- **WORK REQUEST**: Return exactly the lines below, starting with the one that has "Geometry of the" and going on through the one that has "of the input).".

*** Opening SUPPLIED DATA ***

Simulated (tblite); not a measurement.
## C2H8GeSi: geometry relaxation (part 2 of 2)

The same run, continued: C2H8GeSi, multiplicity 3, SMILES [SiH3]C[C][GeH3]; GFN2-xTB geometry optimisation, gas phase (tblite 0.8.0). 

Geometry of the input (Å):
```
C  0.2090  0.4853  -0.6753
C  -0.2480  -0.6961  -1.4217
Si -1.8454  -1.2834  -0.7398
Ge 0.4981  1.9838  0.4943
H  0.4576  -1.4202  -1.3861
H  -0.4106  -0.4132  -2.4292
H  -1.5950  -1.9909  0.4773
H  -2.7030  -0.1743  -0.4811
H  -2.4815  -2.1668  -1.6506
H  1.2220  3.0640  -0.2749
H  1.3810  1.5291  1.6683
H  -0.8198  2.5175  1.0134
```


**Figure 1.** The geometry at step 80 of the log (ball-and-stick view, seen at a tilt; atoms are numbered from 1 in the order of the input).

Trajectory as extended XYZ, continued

*** Closing SUPPLIED DATA ***

- **WRITTEN SOLUTION**:
Geometry of the input (Å):
```
C  0.2090  0.4853  -0.6753
C  -0.2480  -0.6961  -1.4217
Si -1.8454  -1.2834  -0.7398
Ge 0.4981  1.9838  0.4943
H  0.4576  -1.4202  -1.3861
H  -0.4106  -0.4132  -2.4292
H  -1.5950  -1.9909  0.4773
H  -2.7030  -0.1743  -0.4811
H  -2.4815  -2.1668  -1.6506
H  1.2220  3.0640  -0.2749
H  1.3810  1.5291  1.6683
H  -0.8198  2.5175  1.0134
```


**Figure 1.** The geometry at step 80 of the log (ball-and-stick view, seen at a tilt; atoms are numbered from 1 in the order of the input).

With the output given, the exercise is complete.